● **EXERCISE DATA**

== Segment start ==

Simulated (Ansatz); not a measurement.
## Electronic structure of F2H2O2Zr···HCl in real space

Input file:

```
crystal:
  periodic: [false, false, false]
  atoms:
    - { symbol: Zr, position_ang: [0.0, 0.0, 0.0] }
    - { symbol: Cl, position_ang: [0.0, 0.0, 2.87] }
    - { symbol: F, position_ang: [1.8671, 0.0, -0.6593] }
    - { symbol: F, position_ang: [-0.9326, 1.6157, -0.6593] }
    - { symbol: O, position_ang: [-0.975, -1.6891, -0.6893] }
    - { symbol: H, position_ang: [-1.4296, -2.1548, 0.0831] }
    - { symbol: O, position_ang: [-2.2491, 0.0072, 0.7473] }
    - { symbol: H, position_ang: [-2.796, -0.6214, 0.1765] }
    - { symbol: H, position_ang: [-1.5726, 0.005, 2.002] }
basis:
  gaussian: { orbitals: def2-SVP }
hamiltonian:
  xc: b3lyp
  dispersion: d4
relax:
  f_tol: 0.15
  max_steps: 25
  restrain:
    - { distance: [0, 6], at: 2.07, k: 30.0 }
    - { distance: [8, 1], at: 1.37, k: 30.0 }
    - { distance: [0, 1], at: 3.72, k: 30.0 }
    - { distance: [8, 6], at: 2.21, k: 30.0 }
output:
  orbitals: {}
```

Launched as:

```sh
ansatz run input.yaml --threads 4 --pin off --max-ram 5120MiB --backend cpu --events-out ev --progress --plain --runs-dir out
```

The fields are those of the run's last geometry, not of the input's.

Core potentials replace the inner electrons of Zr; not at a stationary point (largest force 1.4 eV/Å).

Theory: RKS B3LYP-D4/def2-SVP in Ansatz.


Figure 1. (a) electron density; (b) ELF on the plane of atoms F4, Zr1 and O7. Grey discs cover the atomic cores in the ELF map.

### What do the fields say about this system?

== Segment end ==

● **ASSIGNMENT**
Beginning at the line with "Theory: RKS B3LYP-D4/def2-SVP in Ansatz." and stopping after the line with "Figure 1. (a)", please write out every line of the data above exactly and nothing else.

● **YOUR RESPONSE**
Theory: RKS B3LYP-D4/def2-SVP in Ansatz.


Figure 1. (a) electron density; (b) ELF on the plane of atoms F4, Zr1 and O7. Grey discs cover the atomic cores in the ELF map.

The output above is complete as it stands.